▶

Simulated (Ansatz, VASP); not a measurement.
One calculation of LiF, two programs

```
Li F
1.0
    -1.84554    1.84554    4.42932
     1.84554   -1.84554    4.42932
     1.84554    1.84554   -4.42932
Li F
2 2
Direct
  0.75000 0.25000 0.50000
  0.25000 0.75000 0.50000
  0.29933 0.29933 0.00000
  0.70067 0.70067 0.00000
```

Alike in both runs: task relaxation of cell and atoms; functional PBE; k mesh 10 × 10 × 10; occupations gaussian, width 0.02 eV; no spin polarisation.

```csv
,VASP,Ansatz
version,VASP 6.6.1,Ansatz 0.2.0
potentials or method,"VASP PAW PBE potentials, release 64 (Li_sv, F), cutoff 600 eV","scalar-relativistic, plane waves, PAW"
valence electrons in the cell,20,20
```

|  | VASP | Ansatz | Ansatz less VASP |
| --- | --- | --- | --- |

◀

Retype the whole of the material word for word.

Simulated (Ansatz, VASP); not a measurement.
One calculation of LiF, two programs

```
Li F
1.0
    -1.84554    1.84554    4.42932
     1.84554   -1.84554    4.42932
     1.84554    1.84554   -4.42932
Li F
2 2
Direct
  0.75000 0.25000 0.50000
  0.25000 0.75000 0.50000
  0.29933 0.29933 0.00000
  0.70067 0.70067 0.00000
```

Alike in both runs: task relaxation of cell and atoms; functional PBE; k mesh 10 × 10 × 10; occupations gaussian, width 0.02 eV; no spin polarisation.

```csv
,VASP,Ansatz
version,VASP 6.6.1,Ansatz 0.2.0
potentials or method,"VASP PAW PBE potentials, release 64 (Li_sv, F), cutoff 600 eV","scalar-relativistic, plane waves, PAW"
valence electrons in the cell,20,20
```

|  | VASP | Ansatz | Ansatz less VASP |
| --- | --- | --- | --- |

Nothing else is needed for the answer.